### Required action
Would you print every entry exactly as it appears?

Segment Open

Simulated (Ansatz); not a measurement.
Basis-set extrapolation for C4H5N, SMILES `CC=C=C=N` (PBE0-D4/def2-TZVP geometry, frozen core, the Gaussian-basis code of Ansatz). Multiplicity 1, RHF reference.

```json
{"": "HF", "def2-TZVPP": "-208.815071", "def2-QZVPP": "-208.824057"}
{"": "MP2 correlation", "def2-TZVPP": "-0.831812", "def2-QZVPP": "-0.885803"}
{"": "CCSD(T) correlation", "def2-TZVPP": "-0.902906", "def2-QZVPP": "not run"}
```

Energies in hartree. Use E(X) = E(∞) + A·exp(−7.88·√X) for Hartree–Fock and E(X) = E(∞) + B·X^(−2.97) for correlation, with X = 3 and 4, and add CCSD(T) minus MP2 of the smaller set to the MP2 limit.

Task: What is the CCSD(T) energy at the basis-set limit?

Segment Closed

### Answer box
Simulated (Ansatz); not a measurement.
Basis-set extrapolation for C4H5N, SMILES `CC=C=C=N` (PBE0-D4/def2-TZVP geometry, frozen core, the Gaussian-basis code of Ansatz). Multiplicity 1, RHF reference.

```json
{"": "HF", "def2-TZVPP": "-208.815071", "def2-QZVPP": "-208.824057"}
{"": "MP2 correlation", "def2-TZVPP": "-0.831812", "def2-QZVPP": "-0.885803"}
{"": "CCSD(T) correlation", "def2-TZVPP": "-0.902906", "def2-QZVPP": "not run"}
```

Energies in hartree. Use E(X) = E(∞) + A·exp(−7.88·√X) for Hartree–Fock and E(X) = E(∞) + B·X^(−2.97) for correlation, with X = 3 and 4, and add CCSD(T) minus MP2 of the smaller set to the MP2 limit.

Task: What is the CCSD(T) energy at the basis-set limit?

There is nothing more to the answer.